→ RECORDS SHOWN:
========

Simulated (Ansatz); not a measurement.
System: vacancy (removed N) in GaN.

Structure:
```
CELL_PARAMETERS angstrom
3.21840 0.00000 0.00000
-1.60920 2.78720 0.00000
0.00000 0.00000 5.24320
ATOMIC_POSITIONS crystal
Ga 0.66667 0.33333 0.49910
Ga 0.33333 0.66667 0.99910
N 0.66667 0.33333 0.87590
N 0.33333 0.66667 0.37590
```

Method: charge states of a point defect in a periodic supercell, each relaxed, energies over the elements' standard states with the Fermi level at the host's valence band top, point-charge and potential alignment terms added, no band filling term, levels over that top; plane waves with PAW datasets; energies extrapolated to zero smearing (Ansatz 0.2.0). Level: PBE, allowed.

========

→ TASK ITEM:
Using the material above, print every entry exactly as written.

→ WORKED SOLUTION:
Simulated (Ansatz); not a measurement.
System: vacancy (removed N) in GaN.

Structure:
```
CELL_PARAMETERS angstrom
3.21840 0.00000 0.00000
-1.60920 2.78720 0.00000
0.00000 0.00000 5.24320
ATOMIC_POSITIONS crystal
Ga 0.66667 0.33333 0.49910
Ga 0.33333 0.66667 0.99910
N 0.66667 0.33333 0.87590
N 0.33333 0.66667 0.37590
```

Method: charge states of a point defect in a periodic supercell, each relaxed, energies over the elements' standard states with the Fermi level at the host's valence band top, point-charge and potential alignment terms added, no band filling term, levels over that top; plane waves with PAW datasets; energies extrapolated to zero smearing (Ansatz 0.2.0). Level: PBE, allowed.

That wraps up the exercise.